========

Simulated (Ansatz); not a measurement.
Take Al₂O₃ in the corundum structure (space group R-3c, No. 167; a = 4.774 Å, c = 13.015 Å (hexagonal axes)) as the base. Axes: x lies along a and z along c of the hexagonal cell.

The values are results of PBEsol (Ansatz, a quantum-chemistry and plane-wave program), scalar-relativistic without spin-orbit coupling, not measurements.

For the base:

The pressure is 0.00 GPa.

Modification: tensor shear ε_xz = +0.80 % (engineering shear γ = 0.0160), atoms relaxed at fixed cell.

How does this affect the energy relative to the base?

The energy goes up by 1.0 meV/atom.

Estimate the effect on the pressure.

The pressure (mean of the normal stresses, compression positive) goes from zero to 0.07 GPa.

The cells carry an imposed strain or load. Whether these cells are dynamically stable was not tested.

========

▸ **WORK REQUEST**
The data above must be returned in full, exactly as written.

▸ **TASK ANSWER**
Simulated (Ansatz); not a measurement.
Take Al₂O₃ in the corundum structure (space group R-3c, No. 167; a = 4.774 Å, c = 13.015 Å (hexagonal axes)) as the base. Axes: x lies along a and z along c of the hexagonal cell.

The values are results of PBEsol (Ansatz, a quantum-chemistry and plane-wave program), scalar-relativistic without spin-orbit coupling, not measurements.

For the base:

The pressure is 0.00 GPa.

Modification: tensor shear ε_xz = +0.80 % (engineering shear γ = 0.0160), atoms relaxed at fixed cell.

How does this affect the energy relative to the base?

The energy goes up by 1.0 meV/atom.

Estimate the effect on the pressure.

The pressure (mean of the normal stresses, compression positive) goes from zero to 0.07 GPa.

The cells carry an imposed strain or load. Whether these cells are dynamically stable was not tested.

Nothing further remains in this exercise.